>>>>
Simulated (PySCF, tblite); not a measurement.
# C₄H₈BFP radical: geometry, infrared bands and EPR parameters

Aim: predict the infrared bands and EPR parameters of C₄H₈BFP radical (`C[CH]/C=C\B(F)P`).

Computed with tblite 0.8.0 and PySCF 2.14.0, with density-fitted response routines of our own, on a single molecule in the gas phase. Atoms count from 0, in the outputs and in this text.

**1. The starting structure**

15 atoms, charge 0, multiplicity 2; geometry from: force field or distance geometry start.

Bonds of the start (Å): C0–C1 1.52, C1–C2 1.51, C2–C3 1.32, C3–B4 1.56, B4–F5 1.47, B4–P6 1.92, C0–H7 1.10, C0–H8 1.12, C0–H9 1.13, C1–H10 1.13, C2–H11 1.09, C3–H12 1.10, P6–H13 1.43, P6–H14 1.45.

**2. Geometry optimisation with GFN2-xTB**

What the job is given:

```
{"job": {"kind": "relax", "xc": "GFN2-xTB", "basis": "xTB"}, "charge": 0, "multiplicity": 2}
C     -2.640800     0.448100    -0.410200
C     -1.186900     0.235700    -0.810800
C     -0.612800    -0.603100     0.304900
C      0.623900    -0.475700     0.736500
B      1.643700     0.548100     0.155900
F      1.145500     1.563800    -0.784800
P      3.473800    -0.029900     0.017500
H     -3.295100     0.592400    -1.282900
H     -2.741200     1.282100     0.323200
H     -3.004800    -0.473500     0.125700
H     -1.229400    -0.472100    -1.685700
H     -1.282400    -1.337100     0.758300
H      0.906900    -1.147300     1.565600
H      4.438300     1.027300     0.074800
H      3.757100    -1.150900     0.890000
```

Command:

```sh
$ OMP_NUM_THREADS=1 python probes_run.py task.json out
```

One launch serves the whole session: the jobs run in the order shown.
<<<<

Everything above from the line with "# C₄H₈BFP radical: geometry, infrared" to the line with "Aim: predict the", both included, must be repeated exactly, and nothing outside that range.

# C₄H₈BFP radical: geometry, infrared bands and EPR parameters

Aim: predict the infrared bands and EPR parameters of C₄H₈BFP radical (`C[CH]/C=C\B(F)P`).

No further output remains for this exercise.